----------
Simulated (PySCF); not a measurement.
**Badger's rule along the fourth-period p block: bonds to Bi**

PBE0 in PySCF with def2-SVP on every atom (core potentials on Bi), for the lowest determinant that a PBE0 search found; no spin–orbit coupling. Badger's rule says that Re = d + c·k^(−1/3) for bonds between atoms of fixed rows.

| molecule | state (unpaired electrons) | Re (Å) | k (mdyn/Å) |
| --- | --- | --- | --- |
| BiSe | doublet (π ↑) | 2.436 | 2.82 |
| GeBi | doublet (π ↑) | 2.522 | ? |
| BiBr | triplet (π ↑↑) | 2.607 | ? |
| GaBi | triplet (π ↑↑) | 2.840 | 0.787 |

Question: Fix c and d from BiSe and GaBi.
----------

Action item: Exactly as they appear above, print all the entries.

Response box:
Simulated (PySCF); not a measurement.
**Badger's rule along the fourth-period p block: bonds to Bi**

PBE0 in PySCF with def2-SVP on every atom (core potentials on Bi), for the lowest determinant that a PBE0 search found; no spin–orbit coupling. Badger's rule says that Re = d + c·k^(−1/3) for bonds between atoms of fixed rows.

| molecule | state (unpaired electrons) | Re (Å) | k (mdyn/Å) |
| --- | --- | --- | --- |
| BiSe | doublet (π ↑) | 2.436 | 2.82 |
| GeBi | doublet (π ↑) | 2.522 | ? |
| BiBr | triplet (π ↑↑) | 2.607 | ? |
| GaBi | triplet (π ↑↑) | 2.840 | 0.787 |

Question: Fix c and d from BiSe and GaBi.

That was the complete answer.